=== WORK ITEM ===
Line by line, reproduce exactly the beginning of the listing below, ending with the line that contains "-9.98 | 0.35 |" and adding nothing.

★ ★ ★

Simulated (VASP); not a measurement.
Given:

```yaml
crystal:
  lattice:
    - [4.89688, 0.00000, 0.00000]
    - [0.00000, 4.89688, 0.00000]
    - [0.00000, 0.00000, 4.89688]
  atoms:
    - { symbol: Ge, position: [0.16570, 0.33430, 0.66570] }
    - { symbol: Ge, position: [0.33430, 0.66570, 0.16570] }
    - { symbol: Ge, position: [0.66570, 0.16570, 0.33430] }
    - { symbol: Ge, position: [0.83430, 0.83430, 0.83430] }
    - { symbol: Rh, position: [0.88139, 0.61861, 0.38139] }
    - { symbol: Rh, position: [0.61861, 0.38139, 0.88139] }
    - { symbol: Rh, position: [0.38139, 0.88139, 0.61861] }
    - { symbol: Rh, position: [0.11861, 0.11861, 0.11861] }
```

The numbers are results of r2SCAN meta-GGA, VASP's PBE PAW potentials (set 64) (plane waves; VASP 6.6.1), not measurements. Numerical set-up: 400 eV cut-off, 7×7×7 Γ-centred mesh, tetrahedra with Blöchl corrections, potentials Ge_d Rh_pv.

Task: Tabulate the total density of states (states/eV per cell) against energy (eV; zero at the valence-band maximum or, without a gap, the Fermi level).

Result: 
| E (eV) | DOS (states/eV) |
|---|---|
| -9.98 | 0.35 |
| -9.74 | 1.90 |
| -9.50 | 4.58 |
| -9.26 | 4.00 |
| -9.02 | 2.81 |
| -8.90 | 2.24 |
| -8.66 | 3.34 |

★ ★ ★

=== WRITTEN REPLY ===
Simulated (VASP); not a measurement.
Given:

```yaml
crystal:
  lattice:
    - [4.89688, 0.00000, 0.00000]
    - [0.00000, 4.89688, 0.00000]
    - [0.00000, 0.00000, 4.89688]
  atoms:
    - { symbol: Ge, position: [0.16570, 0.33430, 0.66570] }
    - { symbol: Ge, position: [0.33430, 0.66570, 0.16570] }
    - { symbol: Ge, position: [0.66570, 0.16570, 0.33430] }
    - { symbol: Ge, position: [0.83430, 0.83430, 0.83430] }
    - { symbol: Rh, position: [0.88139, 0.61861, 0.38139] }
    - { symbol: Rh, position: [0.61861, 0.38139, 0.88139] }
    - { symbol: Rh, position: [0.38139, 0.88139, 0.61861] }
    - { symbol: Rh, position: [0.11861, 0.11861, 0.11861] }
```

The numbers are results of r2SCAN meta-GGA, VASP's PBE PAW potentials (set 64) (plane waves; VASP 6.6.1), not measurements. Numerical set-up: 400 eV cut-off, 7×7×7 Γ-centred mesh, tetrahedra with Blöchl corrections, potentials Ge_d Rh_pv.

Task: Tabulate the total density of states (states/eV per cell) against energy (eV; zero at the valence-band maximum or, without a gap, the Fermi level).

Result: 
| E (eV) | DOS (states/eV) |
|---|---|
| -9.98 | 0.35 |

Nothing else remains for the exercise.